INFORMATION SUPPLIED Block Start

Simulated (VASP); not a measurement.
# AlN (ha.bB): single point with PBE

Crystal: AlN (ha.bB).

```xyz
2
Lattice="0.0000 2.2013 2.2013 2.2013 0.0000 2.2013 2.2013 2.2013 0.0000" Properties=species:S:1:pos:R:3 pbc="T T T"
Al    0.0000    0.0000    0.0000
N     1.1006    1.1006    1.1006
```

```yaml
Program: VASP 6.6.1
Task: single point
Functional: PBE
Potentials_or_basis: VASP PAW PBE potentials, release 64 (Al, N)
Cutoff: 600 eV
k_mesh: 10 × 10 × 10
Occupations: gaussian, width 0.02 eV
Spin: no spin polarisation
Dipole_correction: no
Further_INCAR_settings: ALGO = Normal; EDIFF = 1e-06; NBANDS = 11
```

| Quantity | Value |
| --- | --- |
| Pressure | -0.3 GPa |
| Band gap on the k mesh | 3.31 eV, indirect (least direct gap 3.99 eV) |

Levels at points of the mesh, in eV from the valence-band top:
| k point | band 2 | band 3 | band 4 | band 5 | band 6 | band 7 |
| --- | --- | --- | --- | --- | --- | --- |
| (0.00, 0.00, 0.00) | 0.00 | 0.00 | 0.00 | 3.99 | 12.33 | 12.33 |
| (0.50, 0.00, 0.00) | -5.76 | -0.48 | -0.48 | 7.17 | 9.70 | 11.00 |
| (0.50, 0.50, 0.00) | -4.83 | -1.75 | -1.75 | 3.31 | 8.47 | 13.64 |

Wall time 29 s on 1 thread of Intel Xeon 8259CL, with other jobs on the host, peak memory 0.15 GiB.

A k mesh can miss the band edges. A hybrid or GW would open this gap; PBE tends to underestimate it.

INFORMATION SUPPLIED Block End

▶ ASSIGNED TASK: Transcribe the lines above between the line holding "9.70 | 11.00 |" and the line holding "Wall time 29", inclusive, exactly as they stand and with nothing added.

▶ RESULT:
| (0.50, 0.00, 0.00) | -5.76 | -0.48 | -0.48 | 7.17 | 9.70 | 11.00 |
| (0.50, 0.50, 0.00) | -4.83 | -1.75 | -1.75 | 3.31 | 8.47 | 13.64 |

Wall time 29 s on 1 thread of Intel Xeon 8259CL, with other jobs on the host, peak memory 0.15 GiB.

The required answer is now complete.